* [SUPPLIED DATA]
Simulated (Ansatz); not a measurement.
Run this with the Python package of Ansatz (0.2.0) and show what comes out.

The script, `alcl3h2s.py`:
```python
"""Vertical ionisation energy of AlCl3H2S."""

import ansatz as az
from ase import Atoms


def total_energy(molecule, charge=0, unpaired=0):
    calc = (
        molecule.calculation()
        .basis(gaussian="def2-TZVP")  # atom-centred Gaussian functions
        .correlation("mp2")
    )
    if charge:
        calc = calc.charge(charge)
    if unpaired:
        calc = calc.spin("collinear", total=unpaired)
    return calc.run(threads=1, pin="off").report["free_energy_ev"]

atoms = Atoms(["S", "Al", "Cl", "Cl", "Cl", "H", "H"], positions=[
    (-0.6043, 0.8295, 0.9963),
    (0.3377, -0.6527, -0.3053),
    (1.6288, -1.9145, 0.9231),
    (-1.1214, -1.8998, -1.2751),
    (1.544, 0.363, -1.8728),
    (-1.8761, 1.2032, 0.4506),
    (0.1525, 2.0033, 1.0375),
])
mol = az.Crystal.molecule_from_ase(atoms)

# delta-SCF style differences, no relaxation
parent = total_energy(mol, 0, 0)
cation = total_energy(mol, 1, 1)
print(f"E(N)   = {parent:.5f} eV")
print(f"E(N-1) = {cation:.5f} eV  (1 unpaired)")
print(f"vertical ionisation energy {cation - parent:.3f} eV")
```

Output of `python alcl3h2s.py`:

* [ACTIVITY] Every line of the records above needs to be given again exactly.

* [EXERCISE ANSWER]
Simulated (Ansatz); not a measurement.
Run this with the Python package of Ansatz (0.2.0) and show what comes out.

The script, `alcl3h2s.py`:
```python
"""Vertical ionisation energy of AlCl3H2S."""

import ansatz as az
from ase import Atoms


def total_energy(molecule, charge=0, unpaired=0):
    calc = (
        molecule.calculation()
        .basis(gaussian="def2-TZVP")  # atom-centred Gaussian functions
        .correlation("mp2")
    )
    if charge:
        calc = calc.charge(charge)
    if unpaired:
        calc = calc.spin("collinear", total=unpaired)
    return calc.run(threads=1, pin="off").report["free_energy_ev"]

atoms = Atoms(["S", "Al", "Cl", "Cl", "Cl", "H", "H"], positions=[
    (-0.6043, 0.8295, 0.9963),
    (0.3377, -0.6527, -0.3053),
    (1.6288, -1.9145, 0.9231),
    (-1.1214, -1.8998, -1.2751),
    (1.544, 0.363, -1.8728),
    (-1.8761, 1.2032, 0.4506),
    (0.1525, 2.0033, 1.0375),
])
mol = az.Crystal.molecule_from_ase(atoms)

# delta-SCF style differences, no relaxation
parent = total_energy(mol, 0, 0)
cation = total_energy(mol, 1, 1)
print(f"E(N)   = {parent:.5f} eV")
print(f"E(N-1) = {cation:.5f} eV  (1 unpaired)")
print(f"vertical ionisation energy {cation - parent:.3f} eV")
```

Output of `python alcl3h2s.py`:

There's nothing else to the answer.